****

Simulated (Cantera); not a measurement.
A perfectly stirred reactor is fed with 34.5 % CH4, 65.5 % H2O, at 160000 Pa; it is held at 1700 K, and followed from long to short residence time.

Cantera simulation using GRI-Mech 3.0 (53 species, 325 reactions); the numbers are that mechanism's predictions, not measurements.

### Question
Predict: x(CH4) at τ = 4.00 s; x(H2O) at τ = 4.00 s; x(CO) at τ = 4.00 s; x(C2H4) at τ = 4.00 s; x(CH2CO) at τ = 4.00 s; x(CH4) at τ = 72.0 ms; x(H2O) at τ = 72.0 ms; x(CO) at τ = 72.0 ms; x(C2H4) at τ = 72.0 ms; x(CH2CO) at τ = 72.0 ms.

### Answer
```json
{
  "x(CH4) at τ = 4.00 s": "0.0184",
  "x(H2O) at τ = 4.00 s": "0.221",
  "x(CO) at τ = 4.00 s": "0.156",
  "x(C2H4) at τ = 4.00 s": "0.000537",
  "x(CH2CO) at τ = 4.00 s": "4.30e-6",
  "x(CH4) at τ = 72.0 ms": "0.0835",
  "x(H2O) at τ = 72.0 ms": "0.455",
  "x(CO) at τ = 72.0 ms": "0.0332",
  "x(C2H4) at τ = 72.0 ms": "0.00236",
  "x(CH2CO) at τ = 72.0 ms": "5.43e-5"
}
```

****

Going down from the first line of the entries above, restate each line word for word until the line holding "Cantera simulation using" is done.

**Reply:**
Simulated (Cantera); not a measurement.
A perfectly stirred reactor is fed with 34.5 % CH4, 65.5 % H2O, at 160000 Pa; it is held at 1700 K, and followed from long to short residence time.

Cantera simulation using GRI-Mech 3.0 (53 species, 325 reactions); the numbers are that mechanism's predictions, not measurements.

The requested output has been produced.